* [Requirement]: Out of the material that follows, write out exactly the lines from the line with "Level of theory: PBEsol" to the line with "Three fields on", both ends included, and no others.

======

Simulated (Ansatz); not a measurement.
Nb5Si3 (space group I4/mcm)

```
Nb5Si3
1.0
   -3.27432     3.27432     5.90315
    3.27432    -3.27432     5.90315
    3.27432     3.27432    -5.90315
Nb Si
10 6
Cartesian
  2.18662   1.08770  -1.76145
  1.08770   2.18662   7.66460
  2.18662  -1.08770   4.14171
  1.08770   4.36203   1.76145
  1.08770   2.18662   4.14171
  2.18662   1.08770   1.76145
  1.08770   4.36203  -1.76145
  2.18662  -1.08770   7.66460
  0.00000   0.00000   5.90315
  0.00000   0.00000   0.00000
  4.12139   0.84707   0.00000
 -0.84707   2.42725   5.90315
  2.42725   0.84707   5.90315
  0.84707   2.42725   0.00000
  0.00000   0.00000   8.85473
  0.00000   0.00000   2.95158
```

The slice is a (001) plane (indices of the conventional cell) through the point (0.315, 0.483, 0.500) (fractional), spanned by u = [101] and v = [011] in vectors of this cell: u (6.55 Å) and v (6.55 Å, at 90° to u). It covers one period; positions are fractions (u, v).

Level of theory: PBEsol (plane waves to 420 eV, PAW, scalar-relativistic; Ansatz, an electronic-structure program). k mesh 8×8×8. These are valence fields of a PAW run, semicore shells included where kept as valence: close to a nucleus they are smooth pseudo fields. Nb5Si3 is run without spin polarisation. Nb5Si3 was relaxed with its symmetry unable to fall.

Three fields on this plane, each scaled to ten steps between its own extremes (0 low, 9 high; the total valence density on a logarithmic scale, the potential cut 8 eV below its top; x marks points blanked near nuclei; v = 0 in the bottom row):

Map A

======

* [Task result]:
Level of theory: PBEsol (plane waves to 420 eV, PAW, scalar-relativistic; Ansatz, an electronic-structure program). k mesh 8×8×8. These are valence fields of a PAW run, semicore shells included where kept as valence: close to a nucleus they are smooth pseudo fields. Nb5Si3 is run without spin polarisation. Nb5Si3 was relaxed with its symmetry unable to fall.

Three fields on this plane, each scaled to ten steps between its own extremes (0 low, 9 high; the total valence density on a logarithmic scale, the potential cut 8 eV below its top; x marks points blanked near nuclei; v = 0 in the bottom row):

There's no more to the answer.